* **WORK ORDER**: Output exactly, with nothing added, the entries from the first line through the line with "## Step 1: The system as given".

[[ THE DATA open ]]

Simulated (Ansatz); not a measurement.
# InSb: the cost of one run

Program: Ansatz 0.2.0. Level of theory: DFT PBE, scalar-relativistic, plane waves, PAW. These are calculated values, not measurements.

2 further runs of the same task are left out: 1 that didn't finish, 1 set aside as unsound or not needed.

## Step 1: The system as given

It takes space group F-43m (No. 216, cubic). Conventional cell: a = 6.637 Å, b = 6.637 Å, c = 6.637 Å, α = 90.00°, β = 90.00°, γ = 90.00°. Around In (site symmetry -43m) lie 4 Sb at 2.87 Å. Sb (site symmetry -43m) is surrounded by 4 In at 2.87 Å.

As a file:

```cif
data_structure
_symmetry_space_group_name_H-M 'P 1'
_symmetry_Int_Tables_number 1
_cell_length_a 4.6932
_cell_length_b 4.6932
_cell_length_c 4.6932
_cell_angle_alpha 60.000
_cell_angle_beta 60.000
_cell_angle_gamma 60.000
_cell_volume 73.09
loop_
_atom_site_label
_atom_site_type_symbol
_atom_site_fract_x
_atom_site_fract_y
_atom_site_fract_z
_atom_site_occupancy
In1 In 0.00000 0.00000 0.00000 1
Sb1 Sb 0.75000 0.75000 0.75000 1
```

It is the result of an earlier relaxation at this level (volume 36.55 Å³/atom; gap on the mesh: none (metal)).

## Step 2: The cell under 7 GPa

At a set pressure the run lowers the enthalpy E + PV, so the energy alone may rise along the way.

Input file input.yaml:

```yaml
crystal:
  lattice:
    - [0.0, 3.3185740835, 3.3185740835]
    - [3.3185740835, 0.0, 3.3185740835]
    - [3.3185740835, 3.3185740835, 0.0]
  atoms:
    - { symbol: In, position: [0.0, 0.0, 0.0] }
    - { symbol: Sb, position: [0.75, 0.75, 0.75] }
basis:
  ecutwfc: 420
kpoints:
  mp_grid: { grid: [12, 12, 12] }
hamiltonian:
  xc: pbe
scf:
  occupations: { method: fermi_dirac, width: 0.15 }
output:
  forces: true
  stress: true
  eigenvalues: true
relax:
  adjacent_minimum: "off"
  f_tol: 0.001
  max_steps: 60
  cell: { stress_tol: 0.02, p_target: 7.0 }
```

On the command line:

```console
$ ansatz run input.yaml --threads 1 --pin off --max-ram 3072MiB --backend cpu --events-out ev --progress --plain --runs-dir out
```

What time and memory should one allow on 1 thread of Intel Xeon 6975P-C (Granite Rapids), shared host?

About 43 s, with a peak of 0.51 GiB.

[[ THE DATA closed ]]

* **ANSWER AREA**:
Simulated (Ansatz); not a measurement.
# InSb: the cost of one run

Program: Ansatz 0.2.0. Level of theory: DFT PBE, scalar-relativistic, plane waves, PAW. These are calculated values, not measurements.

2 further runs of the same task are left out: 1 that didn't finish, 1 set aside as unsound or not needed.

## Step 1: The system as given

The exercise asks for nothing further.